### [Activity]
Up to and including the line that contains "A: As run (the", write out each line of the material from its first line, exactly.

*** Opening Supplied data ***

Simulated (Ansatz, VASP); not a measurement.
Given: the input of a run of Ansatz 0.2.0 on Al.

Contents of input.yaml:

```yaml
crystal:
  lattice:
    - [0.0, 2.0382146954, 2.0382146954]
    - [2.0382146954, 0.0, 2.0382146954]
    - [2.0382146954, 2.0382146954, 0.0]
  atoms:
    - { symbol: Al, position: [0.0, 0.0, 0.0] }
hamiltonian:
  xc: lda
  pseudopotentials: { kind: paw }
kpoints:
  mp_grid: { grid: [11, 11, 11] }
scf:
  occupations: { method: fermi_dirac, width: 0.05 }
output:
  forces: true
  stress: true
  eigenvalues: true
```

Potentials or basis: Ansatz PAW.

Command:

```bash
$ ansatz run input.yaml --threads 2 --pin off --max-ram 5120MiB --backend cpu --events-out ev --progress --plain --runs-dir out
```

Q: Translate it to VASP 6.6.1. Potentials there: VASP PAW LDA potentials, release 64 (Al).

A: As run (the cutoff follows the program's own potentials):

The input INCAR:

*** Closing Supplied data ***

### [Response]
Simulated (Ansatz, VASP); not a measurement.
Given: the input of a run of Ansatz 0.2.0 on Al.

Contents of input.yaml:

```yaml
crystal:
  lattice:
    - [0.0, 2.0382146954, 2.0382146954]
    - [2.0382146954, 0.0, 2.0382146954]
    - [2.0382146954, 2.0382146954, 0.0]
  atoms:
    - { symbol: Al, position: [0.0, 0.0, 0.0] }
hamiltonian:
  xc: lda
  pseudopotentials: { kind: paw }
kpoints:
  mp_grid: { grid: [11, 11, 11] }
scf:
  occupations: { method: fermi_dirac, width: 0.05 }
output:
  forces: true
  stress: true
  eigenvalues: true
```

Potentials or basis: Ansatz PAW.

Command:

```bash
$ ansatz run input.yaml --threads 2 --pin off --max-ram 5120MiB --backend cpu --events-out ev --progress --plain --runs-dir out
```

Q: Translate it to VASP 6.6.1. Potentials there: VASP PAW LDA potentials, release 64 (Al).

A: As run (the cutoff follows the program's own potentials):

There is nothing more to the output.